■ **GIVEN DATA**
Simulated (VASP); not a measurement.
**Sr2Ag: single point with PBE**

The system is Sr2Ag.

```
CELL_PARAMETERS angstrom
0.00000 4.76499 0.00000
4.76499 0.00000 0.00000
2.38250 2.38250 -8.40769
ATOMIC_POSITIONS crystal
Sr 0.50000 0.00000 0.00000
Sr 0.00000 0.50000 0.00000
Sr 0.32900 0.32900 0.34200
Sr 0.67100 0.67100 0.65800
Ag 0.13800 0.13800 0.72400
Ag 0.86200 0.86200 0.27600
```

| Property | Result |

■ **REQUIRED ACTION**
Repeat this material verbatim.

■ **TASK OUTPUT**
Simulated (VASP); not a measurement.
**Sr2Ag: single point with PBE**

The system is Sr2Ag.

```
CELL_PARAMETERS angstrom
0.00000 4.76499 0.00000
4.76499 0.00000 0.00000
2.38250 2.38250 -8.40769
ATOMIC_POSITIONS crystal
Sr 0.50000 0.00000 0.00000
Sr 0.00000 0.50000 0.00000
Sr 0.32900 0.32900 0.34200
Sr 0.67100 0.67100 0.65800
Ag 0.13800 0.13800 0.72400
Ag 0.86200 0.86200 0.27600
```

| Property | Result |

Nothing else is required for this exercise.